▶ **Brief**:
Answer with the exact lines of the following material from the one containing "-0.533 | 0.099 |" through the one containing "Task: For r2SCAN, how", both end lines included.

── Data extracts ──
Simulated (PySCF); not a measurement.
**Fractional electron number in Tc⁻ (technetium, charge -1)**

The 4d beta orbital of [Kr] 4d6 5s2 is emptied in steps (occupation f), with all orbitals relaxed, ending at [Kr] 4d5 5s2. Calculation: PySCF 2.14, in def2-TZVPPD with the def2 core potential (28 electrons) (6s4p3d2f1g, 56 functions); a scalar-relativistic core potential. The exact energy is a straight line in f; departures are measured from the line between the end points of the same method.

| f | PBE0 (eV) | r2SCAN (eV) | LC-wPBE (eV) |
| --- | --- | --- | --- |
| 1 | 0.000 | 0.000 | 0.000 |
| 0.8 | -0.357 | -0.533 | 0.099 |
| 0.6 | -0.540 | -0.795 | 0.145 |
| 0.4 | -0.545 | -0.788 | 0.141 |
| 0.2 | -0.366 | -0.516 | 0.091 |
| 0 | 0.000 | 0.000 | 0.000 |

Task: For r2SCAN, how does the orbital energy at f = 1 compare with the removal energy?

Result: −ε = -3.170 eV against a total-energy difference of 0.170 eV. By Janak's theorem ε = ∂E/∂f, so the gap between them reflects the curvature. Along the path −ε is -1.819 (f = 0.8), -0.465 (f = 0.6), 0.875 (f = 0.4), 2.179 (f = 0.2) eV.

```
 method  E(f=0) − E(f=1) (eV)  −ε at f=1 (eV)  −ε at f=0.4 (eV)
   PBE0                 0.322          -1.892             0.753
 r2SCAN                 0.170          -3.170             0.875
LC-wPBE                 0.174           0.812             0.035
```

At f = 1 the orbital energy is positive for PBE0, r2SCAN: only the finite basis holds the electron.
───

▶ **Task answer**:
| 0.8 | -0.357 | -0.533 | 0.099 |
| 0.6 | -0.540 | -0.795 | 0.145 |
| 0.4 | -0.545 | -0.788 | 0.141 |
| 0.2 | -0.366 | -0.516 | 0.091 |
| 0 | 0.000 | 0.000 | 0.000 |

Task: For r2SCAN, how does the orbital energy at f = 1 compare with the removal energy?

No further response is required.